---- EXCERPTED DATA

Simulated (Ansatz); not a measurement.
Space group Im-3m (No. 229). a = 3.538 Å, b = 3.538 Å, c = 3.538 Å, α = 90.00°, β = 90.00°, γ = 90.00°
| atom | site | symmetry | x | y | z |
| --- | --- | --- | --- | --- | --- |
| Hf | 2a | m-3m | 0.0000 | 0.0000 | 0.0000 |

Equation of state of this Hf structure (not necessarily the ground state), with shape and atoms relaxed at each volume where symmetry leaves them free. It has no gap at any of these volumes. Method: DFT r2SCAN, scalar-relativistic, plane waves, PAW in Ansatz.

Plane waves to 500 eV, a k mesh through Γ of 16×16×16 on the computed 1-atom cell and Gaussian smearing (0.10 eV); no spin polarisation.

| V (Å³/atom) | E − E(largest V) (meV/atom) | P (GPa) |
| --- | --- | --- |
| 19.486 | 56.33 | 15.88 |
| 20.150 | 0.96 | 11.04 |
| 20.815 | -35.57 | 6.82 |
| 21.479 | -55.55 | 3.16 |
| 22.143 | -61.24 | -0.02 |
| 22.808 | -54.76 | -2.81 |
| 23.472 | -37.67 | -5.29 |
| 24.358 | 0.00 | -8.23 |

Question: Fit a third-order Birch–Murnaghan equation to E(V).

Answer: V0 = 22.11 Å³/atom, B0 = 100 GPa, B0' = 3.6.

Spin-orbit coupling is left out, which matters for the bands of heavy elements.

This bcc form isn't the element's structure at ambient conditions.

--------

> REQUIREMENT:
Nothing should be changed: write out all of the data as is.

> WRITTEN SOLUTION:
Simulated (Ansatz); not a measurement.
Space group Im-3m (No. 229). a = 3.538 Å, b = 3.538 Å, c = 3.538 Å, α = 90.00°, β = 90.00°, γ = 90.00°
| atom | site | symmetry | x | y | z |
| --- | --- | --- | --- | --- | --- |
| Hf | 2a | m-3m | 0.0000 | 0.0000 | 0.0000 |

Equation of state of this Hf structure (not necessarily the ground state), with shape and atoms relaxed at each volume where symmetry leaves them free. It has no gap at any of these volumes. Method: DFT r2SCAN, scalar-relativistic, plane waves, PAW in Ansatz.

Plane waves to 500 eV, a k mesh through Γ of 16×16×16 on the computed 1-atom cell and Gaussian smearing (0.10 eV); no spin polarisation.

| V (Å³/atom) | E − E(largest V) (meV/atom) | P (GPa) |
| --- | --- | --- |
| 19.486 | 56.33 | 15.88 |
| 20.150 | 0.96 | 11.04 |
| 20.815 | -35.57 | 6.82 |
| 21.479 | -55.55 | 3.16 |
| 22.143 | -61.24 | -0.02 |
| 22.808 | -54.76 | -2.81 |
| 23.472 | -37.67 | -5.29 |
| 24.358 | 0.00 | -8.23 |

Question: Fit a third-order Birch–Murnaghan equation to E(V).

Answer: V0 = 22.11 Å³/atom, B0 = 100 GPa, B0' = 3.6.

Spin-orbit coupling is left out, which matters for the bands of heavy elements.

This bcc form isn't the element's structure at ambient conditions.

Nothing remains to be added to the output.